Excerpted data =>
-.-.-
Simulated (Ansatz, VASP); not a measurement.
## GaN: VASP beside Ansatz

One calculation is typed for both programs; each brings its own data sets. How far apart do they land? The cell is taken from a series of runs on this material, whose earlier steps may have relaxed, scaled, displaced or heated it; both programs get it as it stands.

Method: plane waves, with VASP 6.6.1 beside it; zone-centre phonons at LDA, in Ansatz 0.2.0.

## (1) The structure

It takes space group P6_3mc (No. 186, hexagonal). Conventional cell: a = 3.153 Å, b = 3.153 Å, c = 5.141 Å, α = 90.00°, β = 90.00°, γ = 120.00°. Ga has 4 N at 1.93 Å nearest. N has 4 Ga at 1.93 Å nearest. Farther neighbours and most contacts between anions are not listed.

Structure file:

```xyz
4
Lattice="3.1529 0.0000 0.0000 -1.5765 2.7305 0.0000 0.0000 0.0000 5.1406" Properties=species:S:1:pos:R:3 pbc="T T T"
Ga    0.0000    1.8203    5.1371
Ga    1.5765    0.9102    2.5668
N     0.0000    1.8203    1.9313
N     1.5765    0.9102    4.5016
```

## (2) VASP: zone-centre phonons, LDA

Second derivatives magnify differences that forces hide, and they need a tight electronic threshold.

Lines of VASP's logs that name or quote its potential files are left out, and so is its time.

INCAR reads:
-.-.-

Brief =>
Restate the listing in full, preserving every word.

Answer section =>
Simulated (Ansatz, VASP); not a measurement.
## GaN: VASP beside Ansatz

One calculation is typed for both programs; each brings its own data sets. How far apart do they land? The cell is taken from a series of runs on this material, whose earlier steps may have relaxed, scaled, displaced or heated it; both programs get it as it stands.

Method: plane waves, with VASP 6.6.1 beside it; zone-centre phonons at LDA, in Ansatz 0.2.0.

## (1) The structure

It takes space group P6_3mc (No. 186, hexagonal). Conventional cell: a = 3.153 Å, b = 3.153 Å, c = 5.141 Å, α = 90.00°, β = 90.00°, γ = 120.00°. Ga has 4 N at 1.93 Å nearest. N has 4 Ga at 1.93 Å nearest. Farther neighbours and most contacts between anions are not listed.

Structure file:

```xyz
4
Lattice="3.1529 0.0000 0.0000 -1.5765 2.7305 0.0000 0.0000 0.0000 5.1406" Properties=species:S:1:pos:R:3 pbc="T T T"
Ga    0.0000    1.8203    5.1371
Ga    1.5765    0.9102    2.5668
N     0.0000    1.8203    1.9313
N     1.5765    0.9102    4.5016
```

## (2) VASP: zone-centre phonons, LDA

Second derivatives magnify differences that forces hide, and they need a tight electronic threshold.

Lines of VASP's logs that name or quote its potential files are left out, and so is its time.

INCAR reads:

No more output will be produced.